═══ Source data ═══
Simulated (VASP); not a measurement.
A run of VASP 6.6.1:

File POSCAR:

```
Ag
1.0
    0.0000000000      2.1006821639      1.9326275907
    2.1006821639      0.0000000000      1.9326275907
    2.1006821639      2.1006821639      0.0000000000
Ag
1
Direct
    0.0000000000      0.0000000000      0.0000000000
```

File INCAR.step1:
═══

# [Assigned task]
Return every line of the material word for word.

# [Written reply]
Simulated (VASP); not a measurement.
A run of VASP 6.6.1:

File POSCAR:

```
Ag
1.0
    0.0000000000      2.1006821639      1.9326275907
    2.1006821639      0.0000000000      1.9326275907
    2.1006821639      2.1006821639      0.0000000000
Ag
1
Direct
    0.0000000000      0.0000000000      0.0000000000
```

File INCAR.step1:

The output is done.